• _Record extracts_:
++++
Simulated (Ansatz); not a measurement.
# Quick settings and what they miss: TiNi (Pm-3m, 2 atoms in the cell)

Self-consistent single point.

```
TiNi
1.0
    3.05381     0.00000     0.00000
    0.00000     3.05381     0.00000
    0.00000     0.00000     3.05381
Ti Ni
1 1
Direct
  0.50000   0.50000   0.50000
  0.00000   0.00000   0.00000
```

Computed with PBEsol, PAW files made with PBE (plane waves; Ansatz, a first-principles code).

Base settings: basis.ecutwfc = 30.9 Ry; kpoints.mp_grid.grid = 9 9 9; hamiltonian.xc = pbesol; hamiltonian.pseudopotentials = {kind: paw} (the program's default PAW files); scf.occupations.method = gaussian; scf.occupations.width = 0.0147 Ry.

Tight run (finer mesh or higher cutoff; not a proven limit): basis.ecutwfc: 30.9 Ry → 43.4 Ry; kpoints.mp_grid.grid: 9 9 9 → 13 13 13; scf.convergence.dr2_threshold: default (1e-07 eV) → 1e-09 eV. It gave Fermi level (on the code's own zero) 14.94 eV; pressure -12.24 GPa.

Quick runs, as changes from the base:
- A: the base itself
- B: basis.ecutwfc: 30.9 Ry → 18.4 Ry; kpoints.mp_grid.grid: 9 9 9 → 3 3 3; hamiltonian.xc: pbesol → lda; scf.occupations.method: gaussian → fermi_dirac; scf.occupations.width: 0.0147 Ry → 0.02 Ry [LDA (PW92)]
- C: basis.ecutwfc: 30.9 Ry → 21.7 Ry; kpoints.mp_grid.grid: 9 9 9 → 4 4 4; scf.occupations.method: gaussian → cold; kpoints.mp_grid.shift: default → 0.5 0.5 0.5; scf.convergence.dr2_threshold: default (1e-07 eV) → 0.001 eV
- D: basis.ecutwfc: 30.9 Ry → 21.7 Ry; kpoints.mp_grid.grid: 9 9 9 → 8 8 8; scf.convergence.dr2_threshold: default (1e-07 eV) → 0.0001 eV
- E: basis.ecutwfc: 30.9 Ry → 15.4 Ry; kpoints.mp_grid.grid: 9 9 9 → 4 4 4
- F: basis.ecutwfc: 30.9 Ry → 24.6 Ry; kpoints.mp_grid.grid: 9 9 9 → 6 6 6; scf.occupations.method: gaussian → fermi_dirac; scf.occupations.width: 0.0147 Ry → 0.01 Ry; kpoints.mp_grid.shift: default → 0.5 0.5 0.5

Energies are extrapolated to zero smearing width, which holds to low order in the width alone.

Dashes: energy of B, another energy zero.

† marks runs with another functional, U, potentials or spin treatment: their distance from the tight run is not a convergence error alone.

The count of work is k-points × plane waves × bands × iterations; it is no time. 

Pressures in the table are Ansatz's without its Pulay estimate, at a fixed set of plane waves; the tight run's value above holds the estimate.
++++

• _Assignment_: Reproduce verbatim only this range: the first line of the material through the line that contains "- C: basis.ecutwfc: 30.9", inclusive.

• _Expected answer_:
Simulated (Ansatz); not a measurement.
# Quick settings and what they miss: TiNi (Pm-3m, 2 atoms in the cell)

Self-consistent single point.

```
TiNi
1.0
    3.05381     0.00000     0.00000
    0.00000     3.05381     0.00000
    0.00000     0.00000     3.05381
Ti Ni
1 1
Direct
  0.50000   0.50000   0.50000
  0.00000   0.00000   0.00000
```

Computed with PBEsol, PAW files made with PBE (plane waves; Ansatz, a first-principles code).

Base settings: basis.ecutwfc = 30.9 Ry; kpoints.mp_grid.grid = 9 9 9; hamiltonian.xc = pbesol; hamiltonian.pseudopotentials = {kind: paw} (the program's default PAW files); scf.occupations.method = gaussian; scf.occupations.width = 0.0147 Ry.

Tight run (finer mesh or higher cutoff; not a proven limit): basis.ecutwfc: 30.9 Ry → 43.4 Ry; kpoints.mp_grid.grid: 9 9 9 → 13 13 13; scf.convergence.dr2_threshold: default (1e-07 eV) → 1e-09 eV. It gave Fermi level (on the code's own zero) 14.94 eV; pressure -12.24 GPa.

Quick runs, as changes from the base:
- A: the base itself
- B: basis.ecutwfc: 30.9 Ry → 18.4 Ry; kpoints.mp_grid.grid: 9 9 9 → 3 3 3; hamiltonian.xc: pbesol → lda; scf.occupations.method: gaussian → fermi_dirac; scf.occupations.width: 0.0147 Ry → 0.02 Ry [LDA (PW92)]
- C: basis.ecutwfc: 30.9 Ry → 21.7 Ry; kpoints.mp_grid.grid: 9 9 9 → 4 4 4; scf.occupations.method: gaussian → cold; kpoints.mp_grid.shift: default → 0.5 0.5 0.5; scf.convergence.dr2_threshold: default (1e-07 eV) → 0.001 eV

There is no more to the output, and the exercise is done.